■ MATERIAL SHOWN:
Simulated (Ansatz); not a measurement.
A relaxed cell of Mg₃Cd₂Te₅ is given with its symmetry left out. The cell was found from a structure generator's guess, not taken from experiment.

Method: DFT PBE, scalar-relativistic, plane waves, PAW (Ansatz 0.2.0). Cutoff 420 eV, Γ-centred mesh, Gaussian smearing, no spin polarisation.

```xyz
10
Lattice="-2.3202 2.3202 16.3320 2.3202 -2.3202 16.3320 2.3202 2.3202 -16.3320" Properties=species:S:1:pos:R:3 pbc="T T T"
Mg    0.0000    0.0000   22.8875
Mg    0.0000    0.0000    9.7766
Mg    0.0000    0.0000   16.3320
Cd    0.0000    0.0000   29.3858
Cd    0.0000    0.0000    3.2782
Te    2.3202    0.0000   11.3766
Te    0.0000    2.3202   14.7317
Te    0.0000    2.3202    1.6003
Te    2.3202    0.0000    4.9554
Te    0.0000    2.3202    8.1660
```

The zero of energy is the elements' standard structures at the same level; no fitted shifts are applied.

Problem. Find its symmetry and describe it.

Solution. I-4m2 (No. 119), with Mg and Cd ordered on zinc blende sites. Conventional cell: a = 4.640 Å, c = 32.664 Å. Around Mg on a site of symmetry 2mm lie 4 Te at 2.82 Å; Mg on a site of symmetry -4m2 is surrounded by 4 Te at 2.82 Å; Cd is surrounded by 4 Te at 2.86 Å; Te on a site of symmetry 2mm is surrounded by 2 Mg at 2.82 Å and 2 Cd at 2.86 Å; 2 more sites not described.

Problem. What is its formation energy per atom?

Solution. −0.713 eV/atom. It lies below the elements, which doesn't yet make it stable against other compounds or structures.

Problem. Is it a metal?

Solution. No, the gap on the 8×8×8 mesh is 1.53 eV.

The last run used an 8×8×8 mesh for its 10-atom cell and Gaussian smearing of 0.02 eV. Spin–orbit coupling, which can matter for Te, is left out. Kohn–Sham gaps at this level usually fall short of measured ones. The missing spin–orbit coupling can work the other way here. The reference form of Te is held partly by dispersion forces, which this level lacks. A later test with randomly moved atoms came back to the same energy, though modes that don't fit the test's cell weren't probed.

■ REQUIRED ACTION: Would you copy out exactly the lines above that start at the one containing "Problem. Find its symmetry and describe it." and end at the one containing "Problem. What is", inclusive?

■ WRITTEN SOLUTION:
Problem. Find its symmetry and describe it.

Solution. I-4m2 (No. 119), with Mg and Cd ordered on zinc blende sites. Conventional cell: a = 4.640 Å, c = 32.664 Å. Around Mg on a site of symmetry 2mm lie 4 Te at 2.82 Å; Mg on a site of symmetry -4m2 is surrounded by 4 Te at 2.82 Å; Cd is surrounded by 4 Te at 2.86 Å; Te on a site of symmetry 2mm is surrounded by 2 Mg at 2.82 Å and 2 Cd at 2.86 Å; 2 more sites not described.

Problem. What is its formation energy per atom?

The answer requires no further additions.